◆ Work instruction:
Set down, exactly as written, every line from the top of the records below to the line containing "## Pm4+: 5p photoemission", both ends included, and no others.

◆ Data listing:
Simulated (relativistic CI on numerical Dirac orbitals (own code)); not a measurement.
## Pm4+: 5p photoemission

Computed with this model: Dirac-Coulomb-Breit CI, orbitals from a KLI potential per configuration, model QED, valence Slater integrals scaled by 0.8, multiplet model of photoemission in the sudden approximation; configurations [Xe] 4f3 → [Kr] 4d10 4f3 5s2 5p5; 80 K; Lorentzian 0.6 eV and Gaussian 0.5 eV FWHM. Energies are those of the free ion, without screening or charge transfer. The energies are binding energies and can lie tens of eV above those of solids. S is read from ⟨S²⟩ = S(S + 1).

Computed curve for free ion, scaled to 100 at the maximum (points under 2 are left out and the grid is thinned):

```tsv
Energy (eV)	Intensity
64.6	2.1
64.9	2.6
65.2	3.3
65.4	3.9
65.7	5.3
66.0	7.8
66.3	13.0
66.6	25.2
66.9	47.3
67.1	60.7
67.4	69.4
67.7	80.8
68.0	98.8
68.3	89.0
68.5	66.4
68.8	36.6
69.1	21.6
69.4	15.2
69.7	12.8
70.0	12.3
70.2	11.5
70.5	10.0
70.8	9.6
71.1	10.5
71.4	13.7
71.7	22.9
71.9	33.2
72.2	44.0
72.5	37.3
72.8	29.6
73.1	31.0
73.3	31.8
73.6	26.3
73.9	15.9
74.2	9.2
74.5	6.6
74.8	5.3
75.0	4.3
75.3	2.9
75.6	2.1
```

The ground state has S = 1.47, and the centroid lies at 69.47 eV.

◆ Task answer:
Simulated (relativistic CI on numerical Dirac orbitals (own code)); not a measurement.
## Pm4+: 5p photoemission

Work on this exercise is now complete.